┄┄┄┄┄┄┄┄┄┄

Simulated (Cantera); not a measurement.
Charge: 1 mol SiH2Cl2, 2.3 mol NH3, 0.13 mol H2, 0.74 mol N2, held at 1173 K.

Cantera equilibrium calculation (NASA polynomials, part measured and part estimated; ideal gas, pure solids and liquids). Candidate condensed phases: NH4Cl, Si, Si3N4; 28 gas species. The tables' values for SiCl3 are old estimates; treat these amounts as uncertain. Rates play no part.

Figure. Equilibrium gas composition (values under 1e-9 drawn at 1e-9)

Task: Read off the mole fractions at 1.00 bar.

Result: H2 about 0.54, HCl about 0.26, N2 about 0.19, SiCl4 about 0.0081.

┄┄┄┄┄┄┄┄┄┄

Exercise
Scan the records above for the lines holding "Cantera equilibrium calculation" and "Task: Read off". Transcribe those two and every line between them word for word, and no others.

Problem solution
Cantera equilibrium calculation (NASA polynomials, part measured and part estimated; ideal gas, pure solids and liquids). Candidate condensed phases: NH4Cl, Si, Si3N4; 28 gas species. The tables' values for SiCl3 are old estimates; treat these amounts as uncertain. Rates play no part.

Figure. Equilibrium gas composition (values under 1e-9 drawn at 1e-9)

Task: Read off the mole fractions at 1.00 bar.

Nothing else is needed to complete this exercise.